## DATASET
=== Begin Enclosure ===
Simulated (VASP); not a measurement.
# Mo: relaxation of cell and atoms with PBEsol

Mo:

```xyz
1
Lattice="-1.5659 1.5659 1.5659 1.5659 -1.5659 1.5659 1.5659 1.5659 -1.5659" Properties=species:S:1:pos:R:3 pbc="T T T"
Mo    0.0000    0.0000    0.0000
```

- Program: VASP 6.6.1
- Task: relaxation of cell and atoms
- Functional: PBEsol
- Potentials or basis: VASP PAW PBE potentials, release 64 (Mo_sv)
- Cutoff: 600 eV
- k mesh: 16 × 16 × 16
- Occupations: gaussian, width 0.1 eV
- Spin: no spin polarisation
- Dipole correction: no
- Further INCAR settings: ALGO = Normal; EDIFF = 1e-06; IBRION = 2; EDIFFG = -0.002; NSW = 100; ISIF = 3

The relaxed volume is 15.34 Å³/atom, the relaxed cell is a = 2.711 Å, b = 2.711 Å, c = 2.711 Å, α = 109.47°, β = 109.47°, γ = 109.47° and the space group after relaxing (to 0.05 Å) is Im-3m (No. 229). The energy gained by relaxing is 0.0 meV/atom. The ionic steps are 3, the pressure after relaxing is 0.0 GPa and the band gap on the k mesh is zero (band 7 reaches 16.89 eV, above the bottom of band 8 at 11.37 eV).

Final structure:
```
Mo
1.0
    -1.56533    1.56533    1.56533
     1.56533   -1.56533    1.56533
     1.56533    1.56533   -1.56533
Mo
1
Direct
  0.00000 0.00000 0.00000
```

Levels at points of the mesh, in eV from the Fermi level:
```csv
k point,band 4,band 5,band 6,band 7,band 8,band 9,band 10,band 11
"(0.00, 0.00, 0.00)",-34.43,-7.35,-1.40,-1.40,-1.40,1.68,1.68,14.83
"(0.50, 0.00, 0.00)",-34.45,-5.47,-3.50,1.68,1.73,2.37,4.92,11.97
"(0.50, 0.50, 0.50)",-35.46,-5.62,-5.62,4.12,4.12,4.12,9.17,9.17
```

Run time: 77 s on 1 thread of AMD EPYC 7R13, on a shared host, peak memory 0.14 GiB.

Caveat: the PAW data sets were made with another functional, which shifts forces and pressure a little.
=== End Enclosure ===

## WORK ITEM
Copy out each line of the material above, word for word, from the first down to the line containing "- Program: VASP 6.6.1". Add nothing.

## RESPONSE
Simulated (VASP); not a measurement.
# Mo: relaxation of cell and atoms with PBEsol

Mo:

```xyz
1
Lattice="-1.5659 1.5659 1.5659 1.5659 -1.5659 1.5659 1.5659 1.5659 -1.5659" Properties=species:S:1:pos:R:3 pbc="T T T"
Mo    0.0000    0.0000    0.0000
```

- Program: VASP 6.6.1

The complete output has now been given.